- Exercise
Reproduce exactly the lines that run from the start of the records below to the line with "the missing entries.", inclusive.

[[ Given records open ]]

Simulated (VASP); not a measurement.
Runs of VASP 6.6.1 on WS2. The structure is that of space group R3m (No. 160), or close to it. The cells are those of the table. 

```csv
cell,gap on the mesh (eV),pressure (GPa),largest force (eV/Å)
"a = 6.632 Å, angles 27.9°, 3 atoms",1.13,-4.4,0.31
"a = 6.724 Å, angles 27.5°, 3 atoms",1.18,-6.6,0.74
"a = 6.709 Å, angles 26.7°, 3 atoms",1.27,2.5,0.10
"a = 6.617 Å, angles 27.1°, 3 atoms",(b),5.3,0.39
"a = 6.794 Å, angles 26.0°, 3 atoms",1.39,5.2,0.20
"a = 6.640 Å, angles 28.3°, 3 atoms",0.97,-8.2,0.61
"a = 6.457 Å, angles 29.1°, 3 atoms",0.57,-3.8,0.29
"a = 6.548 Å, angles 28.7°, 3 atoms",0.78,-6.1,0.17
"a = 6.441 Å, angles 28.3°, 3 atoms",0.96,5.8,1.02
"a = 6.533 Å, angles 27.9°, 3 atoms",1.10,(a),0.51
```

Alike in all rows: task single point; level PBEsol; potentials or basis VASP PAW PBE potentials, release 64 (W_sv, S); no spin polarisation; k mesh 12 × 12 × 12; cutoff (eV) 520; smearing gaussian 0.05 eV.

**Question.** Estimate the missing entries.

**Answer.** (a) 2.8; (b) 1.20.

[[ Given records closed ]]

- Task solution
Simulated (VASP); not a measurement.
Runs of VASP 6.6.1 on WS2. The structure is that of space group R3m (No. 160), or close to it. The cells are those of the table. 

```csv
cell,gap on the mesh (eV),pressure (GPa),largest force (eV/Å)
"a = 6.632 Å, angles 27.9°, 3 atoms",1.13,-4.4,0.31
"a = 6.724 Å, angles 27.5°, 3 atoms",1.18,-6.6,0.74
"a = 6.709 Å, angles 26.7°, 3 atoms",1.27,2.5,0.10
"a = 6.617 Å, angles 27.1°, 3 atoms",(b),5.3,0.39
"a = 6.794 Å, angles 26.0°, 3 atoms",1.39,5.2,0.20
"a = 6.640 Å, angles 28.3°, 3 atoms",0.97,-8.2,0.61
"a = 6.457 Å, angles 29.1°, 3 atoms",0.57,-3.8,0.29
"a = 6.548 Å, angles 28.7°, 3 atoms",0.78,-6.1,0.17
"a = 6.441 Å, angles 28.3°, 3 atoms",0.96,5.8,1.02
"a = 6.533 Å, angles 27.9°, 3 atoms",1.10,(a),0.51
```

Alike in all rows: task single point; level PBEsol; potentials or basis VASP PAW PBE potentials, release 64 (W_sv, S); no spin polarisation; k mesh 12 × 12 × 12; cutoff (eV) 520; smearing gaussian 0.05 eV.

**Question.** Estimate the missing entries.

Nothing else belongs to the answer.